Once you have read the listing below, write all of it out again exactly.

## Provided information
◆ ◆ ◆ ◆
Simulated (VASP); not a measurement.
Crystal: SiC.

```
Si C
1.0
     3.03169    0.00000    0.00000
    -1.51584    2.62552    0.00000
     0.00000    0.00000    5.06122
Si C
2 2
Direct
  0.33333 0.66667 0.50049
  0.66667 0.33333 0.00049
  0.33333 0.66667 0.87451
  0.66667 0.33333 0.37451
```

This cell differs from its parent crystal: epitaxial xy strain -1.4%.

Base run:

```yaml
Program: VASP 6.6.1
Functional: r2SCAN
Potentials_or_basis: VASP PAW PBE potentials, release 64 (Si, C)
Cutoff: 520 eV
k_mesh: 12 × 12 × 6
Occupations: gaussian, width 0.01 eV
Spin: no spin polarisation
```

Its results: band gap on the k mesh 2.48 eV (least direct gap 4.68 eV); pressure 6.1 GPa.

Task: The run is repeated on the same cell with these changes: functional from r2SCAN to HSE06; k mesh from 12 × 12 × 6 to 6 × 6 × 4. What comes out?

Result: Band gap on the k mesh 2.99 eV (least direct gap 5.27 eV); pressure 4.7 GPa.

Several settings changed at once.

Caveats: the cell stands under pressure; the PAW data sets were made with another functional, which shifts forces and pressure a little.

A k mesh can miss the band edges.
◆ ◆ ◆ ◆

## Your response
Simulated (VASP); not a measurement.
Crystal: SiC.

```
Si C
1.0
     3.03169    0.00000    0.00000
    -1.51584    2.62552    0.00000
     0.00000    0.00000    5.06122
Si C
2 2
Direct
  0.33333 0.66667 0.50049
  0.66667 0.33333 0.00049
  0.33333 0.66667 0.87451
  0.66667 0.33333 0.37451
```

This cell differs from its parent crystal: epitaxial xy strain -1.4%.

Base run:

```yaml
Program: VASP 6.6.1
Functional: r2SCAN
Potentials_or_basis: VASP PAW PBE potentials, release 64 (Si, C)
Cutoff: 520 eV
k_mesh: 12 × 12 × 6
Occupations: gaussian, width 0.01 eV
Spin: no spin polarisation
```

Its results: band gap on the k mesh 2.48 eV (least direct gap 4.68 eV); pressure 6.1 GPa.

Task: The run is repeated on the same cell with these changes: functional from r2SCAN to HSE06; k mesh from 12 × 12 × 6 to 6 × 6 × 4. What comes out?

Result: Band gap on the k mesh 2.99 eV (least direct gap 5.27 eV); pressure 4.7 GPa.

Several settings changed at once.

Caveats: the cell stands under pressure; the PAW data sets were made with another functional, which shifts forces and pressure a little.

A k mesh can miss the band edges.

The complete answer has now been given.